§ **SOURCE MATERIAL**
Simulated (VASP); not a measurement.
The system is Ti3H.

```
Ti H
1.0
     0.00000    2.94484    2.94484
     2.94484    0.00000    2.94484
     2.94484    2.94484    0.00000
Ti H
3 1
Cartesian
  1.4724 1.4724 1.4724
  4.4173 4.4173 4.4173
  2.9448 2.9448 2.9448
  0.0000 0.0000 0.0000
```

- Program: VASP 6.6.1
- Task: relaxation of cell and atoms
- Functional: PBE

§ **ACTIVITY**
Without altering a single word, copy the listing above.

§ **TASK ANSWER**
Simulated (VASP); not a measurement.
The system is Ti3H.

```
Ti H
1.0
     0.00000    2.94484    2.94484
     2.94484    0.00000    2.94484
     2.94484    2.94484    0.00000
Ti H
3 1
Cartesian
  1.4724 1.4724 1.4724
  4.4173 4.4173 4.4173
  2.9448 2.9448 2.9448
  0.0000 0.0000 0.0000
```

- Program: VASP 6.6.1
- Task: relaxation of cell and atoms
- Functional: PBE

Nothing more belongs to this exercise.